------------------------------------
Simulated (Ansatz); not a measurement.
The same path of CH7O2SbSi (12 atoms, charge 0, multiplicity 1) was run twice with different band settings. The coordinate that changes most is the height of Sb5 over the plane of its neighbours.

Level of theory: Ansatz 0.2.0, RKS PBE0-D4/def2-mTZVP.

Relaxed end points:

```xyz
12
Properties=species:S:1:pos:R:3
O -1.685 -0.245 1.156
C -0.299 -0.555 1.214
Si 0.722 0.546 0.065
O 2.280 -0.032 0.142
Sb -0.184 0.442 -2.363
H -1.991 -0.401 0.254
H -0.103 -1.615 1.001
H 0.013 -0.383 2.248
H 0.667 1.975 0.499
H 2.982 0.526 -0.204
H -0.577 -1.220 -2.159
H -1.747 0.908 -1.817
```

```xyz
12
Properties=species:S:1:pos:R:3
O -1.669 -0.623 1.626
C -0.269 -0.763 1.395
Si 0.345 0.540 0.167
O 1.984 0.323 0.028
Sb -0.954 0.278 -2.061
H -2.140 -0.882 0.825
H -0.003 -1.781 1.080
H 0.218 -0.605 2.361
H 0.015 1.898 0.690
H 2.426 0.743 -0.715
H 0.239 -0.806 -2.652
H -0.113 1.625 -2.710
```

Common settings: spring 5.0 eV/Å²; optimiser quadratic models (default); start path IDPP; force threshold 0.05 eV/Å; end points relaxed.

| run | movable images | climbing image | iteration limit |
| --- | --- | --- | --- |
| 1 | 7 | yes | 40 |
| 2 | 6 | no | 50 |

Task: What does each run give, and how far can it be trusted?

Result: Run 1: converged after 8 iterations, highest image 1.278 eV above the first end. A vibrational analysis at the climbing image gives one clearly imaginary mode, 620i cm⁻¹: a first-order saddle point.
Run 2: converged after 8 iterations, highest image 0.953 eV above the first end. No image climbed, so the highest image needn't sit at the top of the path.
------------------------------------

• [ASSIGNMENT] Restate, word for word, the listing above from its first line through the line that contains "Result: Run 1: converged", keeping both of those lines.

• [EXERCISE ANSWER]
Simulated (Ansatz); not a measurement.
The same path of CH7O2SbSi (12 atoms, charge 0, multiplicity 1) was run twice with different band settings. The coordinate that changes most is the height of Sb5 over the plane of its neighbours.

Level of theory: Ansatz 0.2.0, RKS PBE0-D4/def2-mTZVP.

Relaxed end points:

```xyz
12
Properties=species:S:1:pos:R:3
O -1.685 -0.245 1.156
C -0.299 -0.555 1.214
Si 0.722 0.546 0.065
O 2.280 -0.032 0.142
Sb -0.184 0.442 -2.363
H -1.991 -0.401 0.254
H -0.103 -1.615 1.001
H 0.013 -0.383 2.248
H 0.667 1.975 0.499
H 2.982 0.526 -0.204
H -0.577 -1.220 -2.159
H -1.747 0.908 -1.817
```

```xyz
12
Properties=species:S:1:pos:R:3
O -1.669 -0.623 1.626
C -0.269 -0.763 1.395
Si 0.345 0.540 0.167
O 1.984 0.323 0.028
Sb -0.954 0.278 -2.061
H -2.140 -0.882 0.825
H -0.003 -1.781 1.080
H 0.218 -0.605 2.361
H 0.015 1.898 0.690
H 2.426 0.743 -0.715
H 0.239 -0.806 -2.652
H -0.113 1.625 -2.710
```

Common settings: spring 5.0 eV/Å²; optimiser quadratic models (default); start path IDPP; force threshold 0.05 eV/Å; end points relaxed.

| run | movable images | climbing image | iteration limit |
| --- | --- | --- | --- |
| 1 | 7 | yes | 40 |
| 2 | 6 | no | 50 |

Task: What does each run give, and how far can it be trusted?

Result: Run 1: converged after 8 iterations, highest image 1.278 eV above the first end. A vibrational analysis at the climbing image gives one clearly imaginary mode, 620i cm⁻¹: a first-order saddle point.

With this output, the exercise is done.